* ACTIVITY *
The lines from the start of the records through the one containing "Level 4: minus" are to be transcribed exactly, and nothing else.

-----
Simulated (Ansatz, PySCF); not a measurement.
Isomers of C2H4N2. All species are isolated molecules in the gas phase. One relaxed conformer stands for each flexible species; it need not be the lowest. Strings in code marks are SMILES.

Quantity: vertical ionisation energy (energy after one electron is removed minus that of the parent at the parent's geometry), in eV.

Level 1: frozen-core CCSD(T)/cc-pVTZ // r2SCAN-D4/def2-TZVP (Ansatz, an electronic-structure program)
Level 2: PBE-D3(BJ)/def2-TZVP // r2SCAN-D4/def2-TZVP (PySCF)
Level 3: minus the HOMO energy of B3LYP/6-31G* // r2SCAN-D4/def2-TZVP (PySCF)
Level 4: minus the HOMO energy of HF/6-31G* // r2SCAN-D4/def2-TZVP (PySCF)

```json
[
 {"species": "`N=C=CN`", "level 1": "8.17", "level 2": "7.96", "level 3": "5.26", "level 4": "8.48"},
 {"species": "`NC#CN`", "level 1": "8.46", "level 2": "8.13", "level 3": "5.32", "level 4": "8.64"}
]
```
-----

* YOUR RESPONSE *
Simulated (Ansatz, PySCF); not a measurement.
Isomers of C2H4N2. All species are isolated molecules in the gas phase. One relaxed conformer stands for each flexible species; it need not be the lowest. Strings in code marks are SMILES.

Quantity: vertical ionisation energy (energy after one electron is removed minus that of the parent at the parent's geometry), in eV.

Level 1: frozen-core CCSD(T)/cc-pVTZ // r2SCAN-D4/def2-TZVP (Ansatz, an electronic-structure program)
Level 2: PBE-D3(BJ)/def2-TZVP // r2SCAN-D4/def2-TZVP (PySCF)
Level 3: minus the HOMO energy of B3LYP/6-31G* // r2SCAN-D4/def2-TZVP (PySCF)
Level 4: minus the HOMO energy of HF/6-31G* // r2SCAN-D4/def2-TZVP (PySCF)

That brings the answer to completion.